• [Exercise] Repeat the listing in full. Nothing may be added or left out.

• [Input data]
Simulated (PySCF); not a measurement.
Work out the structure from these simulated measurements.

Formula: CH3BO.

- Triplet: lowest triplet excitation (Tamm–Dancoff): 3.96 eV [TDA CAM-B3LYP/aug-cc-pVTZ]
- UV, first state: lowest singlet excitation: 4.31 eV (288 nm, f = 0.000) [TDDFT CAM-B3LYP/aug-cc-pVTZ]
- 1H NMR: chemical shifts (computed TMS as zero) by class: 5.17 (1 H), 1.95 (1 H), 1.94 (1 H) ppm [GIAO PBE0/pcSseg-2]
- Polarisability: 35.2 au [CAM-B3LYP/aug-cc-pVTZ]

• [Problem solution]
Simulated (PySCF); not a measurement.
Work out the structure from these simulated measurements.

Formula: CH3BO.

- Triplet: lowest triplet excitation (Tamm–Dancoff): 3.96 eV [TDA CAM-B3LYP/aug-cc-pVTZ]
- UV, first state: lowest singlet excitation: 4.31 eV (288 nm, f = 0.000) [TDDFT CAM-B3LYP/aug-cc-pVTZ]
- 1H NMR: chemical shifts (computed TMS as zero) by class: 5.17 (1 H), 1.95 (1 H), 1.94 (1 H) ppm [GIAO PBE0/pcSseg-2]
- Polarisability: 35.2 au [CAM-B3LYP/aug-cc-pVTZ]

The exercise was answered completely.